→ EXTRACTED DATA
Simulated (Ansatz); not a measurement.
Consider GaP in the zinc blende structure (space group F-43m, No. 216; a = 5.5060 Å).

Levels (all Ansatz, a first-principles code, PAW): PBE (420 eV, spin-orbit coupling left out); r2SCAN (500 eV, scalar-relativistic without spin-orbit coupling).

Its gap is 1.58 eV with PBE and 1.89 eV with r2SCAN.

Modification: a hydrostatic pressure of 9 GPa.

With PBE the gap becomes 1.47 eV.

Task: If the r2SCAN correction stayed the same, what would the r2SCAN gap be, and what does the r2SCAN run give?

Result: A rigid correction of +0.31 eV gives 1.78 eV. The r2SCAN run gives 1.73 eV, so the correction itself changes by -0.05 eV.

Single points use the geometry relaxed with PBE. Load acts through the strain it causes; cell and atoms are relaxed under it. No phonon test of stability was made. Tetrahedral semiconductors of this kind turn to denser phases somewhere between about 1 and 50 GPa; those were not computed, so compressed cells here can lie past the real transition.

→ REQUIRED ACTION
Print the lines above, unchanged, from the start of the records to the line with "Task: If the", including that final line.

→ RESPONSE
Simulated (Ansatz); not a measurement.
Consider GaP in the zinc blende structure (space group F-43m, No. 216; a = 5.5060 Å).

Levels (all Ansatz, a first-principles code, PAW): PBE (420 eV, spin-orbit coupling left out); r2SCAN (500 eV, scalar-relativistic without spin-orbit coupling).

Its gap is 1.58 eV with PBE and 1.89 eV with r2SCAN.

Modification: a hydrostatic pressure of 9 GPa.

With PBE the gap becomes 1.47 eV.

Task: If the r2SCAN correction stayed the same, what would the r2SCAN gap be, and what does the r2SCAN run give?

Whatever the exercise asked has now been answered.